§ **Given entries**
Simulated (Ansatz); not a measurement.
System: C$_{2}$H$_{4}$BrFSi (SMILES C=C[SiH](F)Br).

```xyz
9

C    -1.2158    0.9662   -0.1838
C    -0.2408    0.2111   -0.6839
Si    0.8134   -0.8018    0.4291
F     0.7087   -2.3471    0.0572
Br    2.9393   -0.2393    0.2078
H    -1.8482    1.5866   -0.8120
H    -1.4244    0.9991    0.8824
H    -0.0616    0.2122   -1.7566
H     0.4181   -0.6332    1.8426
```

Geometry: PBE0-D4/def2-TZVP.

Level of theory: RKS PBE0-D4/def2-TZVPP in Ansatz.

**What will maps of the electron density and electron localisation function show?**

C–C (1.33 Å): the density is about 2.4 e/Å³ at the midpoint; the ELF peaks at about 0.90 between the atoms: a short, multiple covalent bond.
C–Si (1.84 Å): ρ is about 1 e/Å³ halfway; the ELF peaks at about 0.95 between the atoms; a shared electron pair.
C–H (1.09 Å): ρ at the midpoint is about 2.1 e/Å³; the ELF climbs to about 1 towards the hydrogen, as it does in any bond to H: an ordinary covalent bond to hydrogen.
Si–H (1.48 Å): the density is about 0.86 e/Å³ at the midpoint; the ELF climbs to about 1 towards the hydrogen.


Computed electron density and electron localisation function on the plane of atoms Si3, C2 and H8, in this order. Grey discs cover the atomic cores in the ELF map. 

§ **Work instruction**
Look above for the line holding "C–C (1.33 Å): the" and the line holding "C–Si (1.84 Å): ρ". Retype both, and every line between them, word for word and nothing else.

§ **Task result**
C–C (1.33 Å): the density is about 2.4 e/Å³ at the midpoint; the ELF peaks at about 0.90 between the atoms: a short, multiple covalent bond.
C–Si (1.84 Å): ρ is about 1 e/Å³ halfway; the ELF peaks at about 0.95 between the atoms; a shared electron pair.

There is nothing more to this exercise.